-- DATASET EXTRACT follows --

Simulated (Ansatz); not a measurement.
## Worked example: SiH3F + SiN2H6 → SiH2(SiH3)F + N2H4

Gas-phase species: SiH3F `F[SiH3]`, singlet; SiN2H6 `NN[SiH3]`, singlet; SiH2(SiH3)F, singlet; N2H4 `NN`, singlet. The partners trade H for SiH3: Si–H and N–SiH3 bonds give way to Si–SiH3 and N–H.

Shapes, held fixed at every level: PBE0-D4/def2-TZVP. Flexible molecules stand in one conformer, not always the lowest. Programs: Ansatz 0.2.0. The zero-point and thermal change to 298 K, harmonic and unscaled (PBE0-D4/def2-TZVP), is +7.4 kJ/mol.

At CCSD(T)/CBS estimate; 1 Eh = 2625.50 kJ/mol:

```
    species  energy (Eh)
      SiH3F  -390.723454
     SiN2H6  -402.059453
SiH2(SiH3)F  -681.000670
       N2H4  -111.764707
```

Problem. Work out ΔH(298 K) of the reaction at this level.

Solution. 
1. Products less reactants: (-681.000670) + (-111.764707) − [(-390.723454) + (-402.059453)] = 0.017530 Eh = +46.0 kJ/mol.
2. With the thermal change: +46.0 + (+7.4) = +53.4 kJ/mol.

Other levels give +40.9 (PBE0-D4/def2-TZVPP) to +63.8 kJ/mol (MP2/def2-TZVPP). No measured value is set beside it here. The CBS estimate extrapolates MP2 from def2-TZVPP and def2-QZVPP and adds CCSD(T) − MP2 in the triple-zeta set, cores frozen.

-- DATASET EXTRACT concluded --

• WORK INSTRUCTION
Your answer must be the records themselves, output again exactly.

• RESULT
Simulated (Ansatz); not a measurement.
## Worked example: SiH3F + SiN2H6 → SiH2(SiH3)F + N2H4

Gas-phase species: SiH3F `F[SiH3]`, singlet; SiN2H6 `NN[SiH3]`, singlet; SiH2(SiH3)F, singlet; N2H4 `NN`, singlet. The partners trade H for SiH3: Si–H and N–SiH3 bonds give way to Si–SiH3 and N–H.

Shapes, held fixed at every level: PBE0-D4/def2-TZVP. Flexible molecules stand in one conformer, not always the lowest. Programs: Ansatz 0.2.0. The zero-point and thermal change to 298 K, harmonic and unscaled (PBE0-D4/def2-TZVP), is +7.4 kJ/mol.

At CCSD(T)/CBS estimate; 1 Eh = 2625.50 kJ/mol:

```
    species  energy (Eh)
      SiH3F  -390.723454
     SiN2H6  -402.059453
SiH2(SiH3)F  -681.000670
       N2H4  -111.764707
```

Problem. Work out ΔH(298 K) of the reaction at this level.

Solution. 
1. Products less reactants: (-681.000670) + (-111.764707) − [(-390.723454) + (-402.059453)] = 0.017530 Eh = +46.0 kJ/mol.
2. With the thermal change: +46.0 + (+7.4) = +53.4 kJ/mol.

Other levels give +40.9 (PBE0-D4/def2-TZVPP) to +63.8 kJ/mol (MP2/def2-TZVPP). No measured value is set beside it here. The CBS estimate extrapolates MP2 from def2-TZVPP and def2-QZVPP and adds CCSD(T) − MP2 in the triple-zeta set, cores frozen.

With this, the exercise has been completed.